_Action item_
Return, exactly as written, every line from the first line of the data below through the line that contains "how much memory?".

BEGIN Material supplied

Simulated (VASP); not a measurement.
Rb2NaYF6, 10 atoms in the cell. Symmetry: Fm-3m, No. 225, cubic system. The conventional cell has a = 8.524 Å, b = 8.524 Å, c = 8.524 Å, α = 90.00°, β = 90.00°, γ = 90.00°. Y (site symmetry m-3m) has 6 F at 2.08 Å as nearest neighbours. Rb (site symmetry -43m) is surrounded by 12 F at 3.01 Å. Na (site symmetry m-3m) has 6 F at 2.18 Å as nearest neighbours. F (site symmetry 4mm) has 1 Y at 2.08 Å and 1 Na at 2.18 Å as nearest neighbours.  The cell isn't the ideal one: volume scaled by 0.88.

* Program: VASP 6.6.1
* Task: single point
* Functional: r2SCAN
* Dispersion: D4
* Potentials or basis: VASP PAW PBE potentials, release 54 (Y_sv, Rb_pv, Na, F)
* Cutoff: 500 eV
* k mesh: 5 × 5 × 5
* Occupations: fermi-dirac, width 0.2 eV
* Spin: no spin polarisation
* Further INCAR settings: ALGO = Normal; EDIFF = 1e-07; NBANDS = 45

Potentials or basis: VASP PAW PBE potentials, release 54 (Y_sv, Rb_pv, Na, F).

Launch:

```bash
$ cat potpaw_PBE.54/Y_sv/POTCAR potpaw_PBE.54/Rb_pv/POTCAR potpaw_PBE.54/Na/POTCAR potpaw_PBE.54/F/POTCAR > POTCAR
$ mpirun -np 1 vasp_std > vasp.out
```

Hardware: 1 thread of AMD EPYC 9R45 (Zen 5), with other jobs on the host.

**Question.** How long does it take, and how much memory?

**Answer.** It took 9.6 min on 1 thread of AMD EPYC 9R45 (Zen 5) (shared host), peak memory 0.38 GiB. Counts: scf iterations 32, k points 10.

END Material supplied

_Written reply_
Simulated (VASP); not a measurement.
Rb2NaYF6, 10 atoms in the cell. Symmetry: Fm-3m, No. 225, cubic system. The conventional cell has a = 8.524 Å, b = 8.524 Å, c = 8.524 Å, α = 90.00°, β = 90.00°, γ = 90.00°. Y (site symmetry m-3m) has 6 F at 2.08 Å as nearest neighbours. Rb (site symmetry -43m) is surrounded by 12 F at 3.01 Å. Na (site symmetry m-3m) has 6 F at 2.18 Å as nearest neighbours. F (site symmetry 4mm) has 1 Y at 2.08 Å and 1 Na at 2.18 Å as nearest neighbours.  The cell isn't the ideal one: volume scaled by 0.88.

* Program: VASP 6.6.1
* Task: single point
* Functional: r2SCAN
* Dispersion: D4
* Potentials or basis: VASP PAW PBE potentials, release 54 (Y_sv, Rb_pv, Na, F)
* Cutoff: 500 eV
* k mesh: 5 × 5 × 5
* Occupations: fermi-dirac, width 0.2 eV
* Spin: no spin polarisation
* Further INCAR settings: ALGO = Normal; EDIFF = 1e-07; NBANDS = 45

Potentials or basis: VASP PAW PBE potentials, release 54 (Y_sv, Rb_pv, Na, F).

Launch:

```bash
$ cat potpaw_PBE.54/Y_sv/POTCAR potpaw_PBE.54/Rb_pv/POTCAR potpaw_PBE.54/Na/POTCAR potpaw_PBE.54/F/POTCAR > POTCAR
$ mpirun -np 1 vasp_std > vasp.out
```

Hardware: 1 thread of AMD EPYC 9R45 (Zen 5), with other jobs on the host.

**Question.** How long does it take, and how much memory?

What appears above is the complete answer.